• [ACTIVITY]: A stretch of the entries below is to be set down exactly, running from the line with "Computed with PySCF" through the line with "Work out the", both included, and no other line.

▬▬▬▬▬▬

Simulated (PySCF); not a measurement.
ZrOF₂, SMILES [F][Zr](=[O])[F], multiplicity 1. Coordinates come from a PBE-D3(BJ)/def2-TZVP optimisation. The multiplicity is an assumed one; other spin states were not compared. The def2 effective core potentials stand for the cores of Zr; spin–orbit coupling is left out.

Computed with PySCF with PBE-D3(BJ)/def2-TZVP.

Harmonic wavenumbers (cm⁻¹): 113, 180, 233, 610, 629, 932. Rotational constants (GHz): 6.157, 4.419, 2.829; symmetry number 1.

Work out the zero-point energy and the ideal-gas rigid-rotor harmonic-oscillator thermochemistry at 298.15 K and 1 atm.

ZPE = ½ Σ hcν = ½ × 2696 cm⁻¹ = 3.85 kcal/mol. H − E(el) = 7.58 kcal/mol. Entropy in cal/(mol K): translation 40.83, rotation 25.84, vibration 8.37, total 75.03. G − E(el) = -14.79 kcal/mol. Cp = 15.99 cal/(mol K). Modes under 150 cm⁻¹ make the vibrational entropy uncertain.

▬▬▬▬▬▬

• [RESPONSE AREA]:
Computed with PySCF with PBE-D3(BJ)/def2-TZVP.

Harmonic wavenumbers (cm⁻¹): 113, 180, 233, 610, 629, 932. Rotational constants (GHz): 6.157, 4.419, 2.829; symmetry number 1.

Work out the zero-point energy and the ideal-gas rigid-rotor harmonic-oscillator thermochemistry at 298.15 K and 1 atm.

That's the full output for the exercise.